### Supplied entries:
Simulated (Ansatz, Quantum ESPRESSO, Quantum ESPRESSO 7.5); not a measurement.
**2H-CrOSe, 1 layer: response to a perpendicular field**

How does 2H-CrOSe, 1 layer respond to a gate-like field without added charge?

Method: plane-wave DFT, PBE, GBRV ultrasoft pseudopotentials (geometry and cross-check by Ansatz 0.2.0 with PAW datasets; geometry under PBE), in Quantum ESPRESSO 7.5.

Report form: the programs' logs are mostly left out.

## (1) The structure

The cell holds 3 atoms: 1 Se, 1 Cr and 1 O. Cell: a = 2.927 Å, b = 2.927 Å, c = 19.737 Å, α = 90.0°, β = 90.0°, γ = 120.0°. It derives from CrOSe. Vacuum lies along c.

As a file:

### Activity:
Each of the records above is to be copied exactly.

### Written response:
Simulated (Ansatz, Quantum ESPRESSO, Quantum ESPRESSO 7.5); not a measurement.
**2H-CrOSe, 1 layer: response to a perpendicular field**

How does 2H-CrOSe, 1 layer respond to a gate-like field without added charge?

Method: plane-wave DFT, PBE, GBRV ultrasoft pseudopotentials (geometry and cross-check by Ansatz 0.2.0 with PAW datasets; geometry under PBE), in Quantum ESPRESSO 7.5.

Report form: the programs' logs are mostly left out.

## (1) The structure

The cell holds 3 atoms: 1 Se, 1 Cr and 1 O. Cell: a = 2.927 Å, b = 2.927 Å, c = 19.737 Å, α = 90.0°, β = 90.0°, γ = 120.0°. It derives from CrOSe. Vacuum lies along c.

As a file:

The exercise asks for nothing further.